● **DATA SUPPLIED**:
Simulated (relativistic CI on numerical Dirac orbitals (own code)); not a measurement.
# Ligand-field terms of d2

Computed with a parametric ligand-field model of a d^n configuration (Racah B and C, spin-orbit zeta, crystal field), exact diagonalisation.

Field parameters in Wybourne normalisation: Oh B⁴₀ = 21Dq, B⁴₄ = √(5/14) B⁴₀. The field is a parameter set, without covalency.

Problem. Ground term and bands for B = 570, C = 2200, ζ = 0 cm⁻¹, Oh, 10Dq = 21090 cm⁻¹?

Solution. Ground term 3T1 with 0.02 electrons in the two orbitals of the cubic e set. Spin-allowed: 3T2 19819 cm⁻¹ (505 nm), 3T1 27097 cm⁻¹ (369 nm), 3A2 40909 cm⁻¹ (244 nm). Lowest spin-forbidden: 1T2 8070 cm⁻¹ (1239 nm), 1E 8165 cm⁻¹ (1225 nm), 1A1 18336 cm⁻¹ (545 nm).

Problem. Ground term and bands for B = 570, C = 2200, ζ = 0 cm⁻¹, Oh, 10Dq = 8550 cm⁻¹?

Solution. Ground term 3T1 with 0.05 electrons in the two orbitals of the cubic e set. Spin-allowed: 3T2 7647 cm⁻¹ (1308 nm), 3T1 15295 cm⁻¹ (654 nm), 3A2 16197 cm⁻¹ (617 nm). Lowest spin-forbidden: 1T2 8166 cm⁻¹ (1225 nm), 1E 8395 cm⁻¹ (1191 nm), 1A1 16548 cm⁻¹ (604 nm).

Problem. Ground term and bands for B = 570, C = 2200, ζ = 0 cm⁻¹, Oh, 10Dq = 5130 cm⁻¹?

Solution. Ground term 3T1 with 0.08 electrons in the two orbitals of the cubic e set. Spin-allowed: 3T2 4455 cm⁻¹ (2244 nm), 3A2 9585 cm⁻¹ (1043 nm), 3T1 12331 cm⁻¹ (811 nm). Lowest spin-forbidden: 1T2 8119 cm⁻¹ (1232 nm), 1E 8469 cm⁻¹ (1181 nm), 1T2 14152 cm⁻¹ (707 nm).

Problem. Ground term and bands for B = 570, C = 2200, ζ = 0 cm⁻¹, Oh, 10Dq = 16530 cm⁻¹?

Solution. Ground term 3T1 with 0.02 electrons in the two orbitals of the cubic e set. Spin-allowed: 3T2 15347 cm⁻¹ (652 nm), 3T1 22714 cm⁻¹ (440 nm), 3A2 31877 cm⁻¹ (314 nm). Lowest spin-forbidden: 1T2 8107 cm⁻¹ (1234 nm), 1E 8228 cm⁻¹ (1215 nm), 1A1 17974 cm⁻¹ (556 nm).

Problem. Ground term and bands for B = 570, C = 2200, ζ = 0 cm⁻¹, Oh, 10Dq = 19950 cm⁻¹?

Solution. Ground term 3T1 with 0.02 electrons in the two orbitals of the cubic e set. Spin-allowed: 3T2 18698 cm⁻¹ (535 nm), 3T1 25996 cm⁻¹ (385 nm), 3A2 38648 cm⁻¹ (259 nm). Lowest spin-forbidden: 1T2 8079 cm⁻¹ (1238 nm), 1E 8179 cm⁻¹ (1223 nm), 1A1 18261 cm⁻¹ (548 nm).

● **REQUIRED ACTION**:
Working from the records above, write out verbatim only the lines from the line containing "Solution. Ground term 3T1 with 0.05" through the line containing "10Dq = 19950 cm⁻¹?".

● **TASK SOLUTION**:
Solution. Ground term 3T1 with 0.05 electrons in the two orbitals of the cubic e set. Spin-allowed: 3T2 7647 cm⁻¹ (1308 nm), 3T1 15295 cm⁻¹ (654 nm), 3A2 16197 cm⁻¹ (617 nm). Lowest spin-forbidden: 1T2 8166 cm⁻¹ (1225 nm), 1E 8395 cm⁻¹ (1191 nm), 1A1 16548 cm⁻¹ (604 nm).

Problem. Ground term and bands for B = 570, C = 2200, ζ = 0 cm⁻¹, Oh, 10Dq = 5130 cm⁻¹?

Solution. Ground term 3T1 with 0.08 electrons in the two orbitals of the cubic e set. Spin-allowed: 3T2 4455 cm⁻¹ (2244 nm), 3A2 9585 cm⁻¹ (1043 nm), 3T1 12331 cm⁻¹ (811 nm). Lowest spin-forbidden: 1T2 8119 cm⁻¹ (1232 nm), 1E 8469 cm⁻¹ (1181 nm), 1T2 14152 cm⁻¹ (707 nm).

Problem. Ground term and bands for B = 570, C = 2200, ζ = 0 cm⁻¹, Oh, 10Dq = 16530 cm⁻¹?

Solution. Ground term 3T1 with 0.02 electrons in the two orbitals of the cubic e set. Spin-allowed: 3T2 15347 cm⁻¹ (652 nm), 3T1 22714 cm⁻¹ (440 nm), 3A2 31877 cm⁻¹ (314 nm). Lowest spin-forbidden: 1T2 8107 cm⁻¹ (1234 nm), 1E 8228 cm⁻¹ (1215 nm), 1A1 17974 cm⁻¹ (556 nm).

Problem. Ground term and bands for B = 570, C = 2200, ζ = 0 cm⁻¹, Oh, 10Dq = 19950 cm⁻¹?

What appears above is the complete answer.